(Data records begins)

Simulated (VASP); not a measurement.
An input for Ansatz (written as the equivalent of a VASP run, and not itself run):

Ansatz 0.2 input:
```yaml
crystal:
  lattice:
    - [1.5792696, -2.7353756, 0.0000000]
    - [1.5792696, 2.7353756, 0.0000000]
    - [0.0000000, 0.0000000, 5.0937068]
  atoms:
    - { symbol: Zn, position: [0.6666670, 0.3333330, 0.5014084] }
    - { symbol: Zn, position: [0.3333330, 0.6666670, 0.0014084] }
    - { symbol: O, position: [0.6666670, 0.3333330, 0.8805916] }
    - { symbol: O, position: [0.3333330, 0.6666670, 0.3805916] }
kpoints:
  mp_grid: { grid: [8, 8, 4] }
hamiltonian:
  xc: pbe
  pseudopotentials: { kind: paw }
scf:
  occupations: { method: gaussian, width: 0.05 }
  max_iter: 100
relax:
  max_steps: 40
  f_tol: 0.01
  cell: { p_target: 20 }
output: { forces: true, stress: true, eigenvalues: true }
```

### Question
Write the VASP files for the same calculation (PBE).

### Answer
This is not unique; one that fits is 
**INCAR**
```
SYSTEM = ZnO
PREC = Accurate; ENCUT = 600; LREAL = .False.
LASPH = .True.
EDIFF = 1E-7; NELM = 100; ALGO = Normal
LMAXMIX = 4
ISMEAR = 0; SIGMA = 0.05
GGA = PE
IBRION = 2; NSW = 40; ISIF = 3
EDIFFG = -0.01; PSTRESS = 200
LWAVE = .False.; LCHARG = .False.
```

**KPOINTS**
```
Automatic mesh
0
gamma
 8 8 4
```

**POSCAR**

(Data records ends)

Exercise: Restate the full data above, keeping each word intact.

Task output:
Simulated (VASP); not a measurement.
An input for Ansatz (written as the equivalent of a VASP run, and not itself run):

Ansatz 0.2 input:
```yaml
crystal:
  lattice:
    - [1.5792696, -2.7353756, 0.0000000]
    - [1.5792696, 2.7353756, 0.0000000]
    - [0.0000000, 0.0000000, 5.0937068]
  atoms:
    - { symbol: Zn, position: [0.6666670, 0.3333330, 0.5014084] }
    - { symbol: Zn, position: [0.3333330, 0.6666670, 0.0014084] }
    - { symbol: O, position: [0.6666670, 0.3333330, 0.8805916] }
    - { symbol: O, position: [0.3333330, 0.6666670, 0.3805916] }
kpoints:
  mp_grid: { grid: [8, 8, 4] }
hamiltonian:
  xc: pbe
  pseudopotentials: { kind: paw }
scf:
  occupations: { method: gaussian, width: 0.05 }
  max_iter: 100
relax:
  max_steps: 40
  f_tol: 0.01
  cell: { p_target: 20 }
output: { forces: true, stress: true, eigenvalues: true }
```

### Question
Write the VASP files for the same calculation (PBE).

### Answer
This is not unique; one that fits is 
**INCAR**
```
SYSTEM = ZnO
PREC = Accurate; ENCUT = 600; LREAL = .False.
LASPH = .True.
EDIFF = 1E-7; NELM = 100; ALGO = Normal
LMAXMIX = 4
ISMEAR = 0; SIGMA = 0.05
GGA = PE
IBRION = 2; NSW = 40; ISIF = 3
EDIFFG = -0.01; PSTRESS = 200
LWAVE = .False.; LCHARG = .False.
```

**KPOINTS**
```
Automatic mesh
0
gamma
 8 8 4
```

**POSCAR**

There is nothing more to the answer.